- _Action item_: Extract, without alteration, each line from the start of the listing to the line bearing "These are equilibrium".

-*-
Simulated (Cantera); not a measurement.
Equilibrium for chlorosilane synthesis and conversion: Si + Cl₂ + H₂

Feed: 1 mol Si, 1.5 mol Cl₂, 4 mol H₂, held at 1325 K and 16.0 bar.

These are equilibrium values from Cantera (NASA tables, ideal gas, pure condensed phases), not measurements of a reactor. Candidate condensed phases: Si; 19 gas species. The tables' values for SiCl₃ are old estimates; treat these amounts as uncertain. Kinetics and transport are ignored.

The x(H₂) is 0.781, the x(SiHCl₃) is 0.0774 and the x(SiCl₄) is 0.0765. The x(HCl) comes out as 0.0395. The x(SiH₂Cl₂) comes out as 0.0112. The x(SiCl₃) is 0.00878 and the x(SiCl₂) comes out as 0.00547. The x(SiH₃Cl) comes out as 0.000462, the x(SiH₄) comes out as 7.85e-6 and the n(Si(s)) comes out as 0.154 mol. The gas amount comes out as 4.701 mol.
-*-

- _Expected answer_:
Simulated (Cantera); not a measurement.
Equilibrium for chlorosilane synthesis and conversion: Si + Cl₂ + H₂

Feed: 1 mol Si, 1.5 mol Cl₂, 4 mol H₂, held at 1325 K and 16.0 bar.

These are equilibrium values from Cantera (NASA tables, ideal gas, pure condensed phases), not measurements of a reactor. Candidate condensed phases: Si; 19 gas species. The tables' values for SiCl₃ are old estimates; treat these amounts as uncertain. Kinetics and transport are ignored.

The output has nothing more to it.